┌─ ENTRIES PROVIDED

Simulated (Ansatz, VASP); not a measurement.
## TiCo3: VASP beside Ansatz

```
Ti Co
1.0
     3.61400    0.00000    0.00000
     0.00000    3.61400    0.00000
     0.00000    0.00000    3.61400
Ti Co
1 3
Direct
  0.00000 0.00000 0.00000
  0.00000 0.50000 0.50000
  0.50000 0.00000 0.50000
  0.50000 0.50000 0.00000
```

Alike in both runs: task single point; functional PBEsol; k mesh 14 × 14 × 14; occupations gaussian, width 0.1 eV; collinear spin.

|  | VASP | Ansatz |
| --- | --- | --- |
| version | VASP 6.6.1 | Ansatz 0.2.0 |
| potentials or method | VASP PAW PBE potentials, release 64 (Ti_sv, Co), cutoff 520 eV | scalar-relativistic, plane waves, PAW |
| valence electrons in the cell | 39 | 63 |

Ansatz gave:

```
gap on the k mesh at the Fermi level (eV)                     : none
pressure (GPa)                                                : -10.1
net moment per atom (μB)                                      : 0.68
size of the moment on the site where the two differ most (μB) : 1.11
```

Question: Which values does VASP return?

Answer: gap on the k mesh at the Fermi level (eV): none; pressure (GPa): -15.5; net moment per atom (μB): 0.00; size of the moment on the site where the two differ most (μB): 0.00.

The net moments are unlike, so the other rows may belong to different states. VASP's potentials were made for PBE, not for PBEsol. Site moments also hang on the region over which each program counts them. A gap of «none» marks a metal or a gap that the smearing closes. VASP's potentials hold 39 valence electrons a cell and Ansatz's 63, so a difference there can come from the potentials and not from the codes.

└─

A word-for-word copy of the listing is the expected answer.

#### EXERCISE OUTPUT:
Simulated (Ansatz, VASP); not a measurement.
## TiCo3: VASP beside Ansatz

```
Ti Co
1.0
     3.61400    0.00000    0.00000
     0.00000    3.61400    0.00000
     0.00000    0.00000    3.61400
Ti Co
1 3
Direct
  0.00000 0.00000 0.00000
  0.00000 0.50000 0.50000
  0.50000 0.00000 0.50000
  0.50000 0.50000 0.00000
```

Alike in both runs: task single point; functional PBEsol; k mesh 14 × 14 × 14; occupations gaussian, width 0.1 eV; collinear spin.

|  | VASP | Ansatz |
| --- | --- | --- |
| version | VASP 6.6.1 | Ansatz 0.2.0 |
| potentials or method | VASP PAW PBE potentials, release 64 (Ti_sv, Co), cutoff 520 eV | scalar-relativistic, plane waves, PAW |
| valence electrons in the cell | 39 | 63 |

Ansatz gave:

```
gap on the k mesh at the Fermi level (eV)                     : none
pressure (GPa)                                                : -10.1
net moment per atom (μB)                                      : 0.68
size of the moment on the site where the two differ most (μB) : 1.11
```

Question: Which values does VASP return?

Answer: gap on the k mesh at the Fermi level (eV): none; pressure (GPa): -15.5; net moment per atom (μB): 0.00; size of the moment on the site where the two differ most (μB): 0.00.

The net moments are unlike, so the other rows may belong to different states. VASP's potentials were made for PBE, not for PBEsol. Site moments also hang on the region over which each program counts them. A gap of «none» marks a metal or a gap that the smearing closes. VASP's potentials hold 39 valence electrons a cell and Ansatz's 63, so a difference there can come from the potentials and not from the codes.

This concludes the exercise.